BEGIN Information shown

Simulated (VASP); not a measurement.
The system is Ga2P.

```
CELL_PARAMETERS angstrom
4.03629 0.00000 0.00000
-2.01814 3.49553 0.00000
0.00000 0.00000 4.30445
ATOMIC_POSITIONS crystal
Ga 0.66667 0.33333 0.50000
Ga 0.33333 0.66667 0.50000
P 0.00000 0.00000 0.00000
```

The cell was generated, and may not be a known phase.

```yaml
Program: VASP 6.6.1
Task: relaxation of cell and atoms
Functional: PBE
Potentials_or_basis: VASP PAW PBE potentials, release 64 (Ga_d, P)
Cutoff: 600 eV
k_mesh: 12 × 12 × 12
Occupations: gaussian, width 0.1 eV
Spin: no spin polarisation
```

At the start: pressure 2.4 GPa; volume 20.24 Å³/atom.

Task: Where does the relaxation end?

END Information shown

Required action
All of the data is to be transcribed exactly as written.

Task response
Simulated (VASP); not a measurement.
The system is Ga2P.

```
CELL_PARAMETERS angstrom
4.03629 0.00000 0.00000
-2.01814 3.49553 0.00000
0.00000 0.00000 4.30445
ATOMIC_POSITIONS crystal
Ga 0.66667 0.33333 0.50000
Ga 0.33333 0.66667 0.50000
P 0.00000 0.00000 0.00000
```

The cell was generated, and may not be a known phase.

```yaml
Program: VASP 6.6.1
Task: relaxation of cell and atoms
Functional: PBE
Potentials_or_basis: VASP PAW PBE potentials, release 64 (Ga_d, P)
Cutoff: 600 eV
k_mesh: 12 × 12 × 12
Occupations: gaussian, width 0.1 eV
Spin: no spin polarisation
```

At the start: pressure 2.4 GPa; volume 20.24 Å³/atom.

Task: Where does the relaxation end?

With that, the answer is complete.